**Work order:**
Write out exactly what each line says, starting with the first line below and ending on the one with "same calculation (PBEsol).".

**Information supplied:**
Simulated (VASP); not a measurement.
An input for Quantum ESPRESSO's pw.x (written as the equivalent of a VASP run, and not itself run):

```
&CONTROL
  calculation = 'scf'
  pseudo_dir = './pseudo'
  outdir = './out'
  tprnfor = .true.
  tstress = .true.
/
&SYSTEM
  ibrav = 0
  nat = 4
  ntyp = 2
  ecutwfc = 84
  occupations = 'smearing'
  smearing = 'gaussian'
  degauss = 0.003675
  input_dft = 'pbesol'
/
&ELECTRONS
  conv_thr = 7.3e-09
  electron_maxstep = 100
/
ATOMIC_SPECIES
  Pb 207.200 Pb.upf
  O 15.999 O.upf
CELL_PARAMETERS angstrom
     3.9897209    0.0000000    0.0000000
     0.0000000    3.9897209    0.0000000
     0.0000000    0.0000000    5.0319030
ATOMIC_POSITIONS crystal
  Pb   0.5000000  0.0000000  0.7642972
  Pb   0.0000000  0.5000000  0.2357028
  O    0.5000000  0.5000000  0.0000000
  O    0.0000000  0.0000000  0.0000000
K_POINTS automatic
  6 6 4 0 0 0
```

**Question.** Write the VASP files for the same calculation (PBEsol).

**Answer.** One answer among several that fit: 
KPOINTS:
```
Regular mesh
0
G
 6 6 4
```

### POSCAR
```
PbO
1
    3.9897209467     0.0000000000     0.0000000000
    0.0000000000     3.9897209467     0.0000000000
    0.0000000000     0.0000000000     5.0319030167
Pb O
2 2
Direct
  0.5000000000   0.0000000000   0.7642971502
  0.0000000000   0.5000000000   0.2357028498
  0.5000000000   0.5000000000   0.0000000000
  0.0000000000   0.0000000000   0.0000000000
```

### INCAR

**Answer box:**
Simulated (VASP); not a measurement.
An input for Quantum ESPRESSO's pw.x (written as the equivalent of a VASP run, and not itself run):

```
&CONTROL
  calculation = 'scf'
  pseudo_dir = './pseudo'
  outdir = './out'
  tprnfor = .true.
  tstress = .true.
/
&SYSTEM
  ibrav = 0
  nat = 4
  ntyp = 2
  ecutwfc = 84
  occupations = 'smearing'
  smearing = 'gaussian'
  degauss = 0.003675
  input_dft = 'pbesol'
/
&ELECTRONS
  conv_thr = 7.3e-09
  electron_maxstep = 100
/
ATOMIC_SPECIES
  Pb 207.200 Pb.upf
  O 15.999 O.upf
CELL_PARAMETERS angstrom
     3.9897209    0.0000000    0.0000000
     0.0000000    3.9897209    0.0000000
     0.0000000    0.0000000    5.0319030
ATOMIC_POSITIONS crystal
  Pb   0.5000000  0.0000000  0.7642972
  Pb   0.0000000  0.5000000  0.2357028
  O    0.5000000  0.5000000  0.0000000
  O    0.0000000  0.0000000  0.0000000
K_POINTS automatic
  6 6 4 0 0 0
```

**Question.** Write the VASP files for the same calculation (PBEsol).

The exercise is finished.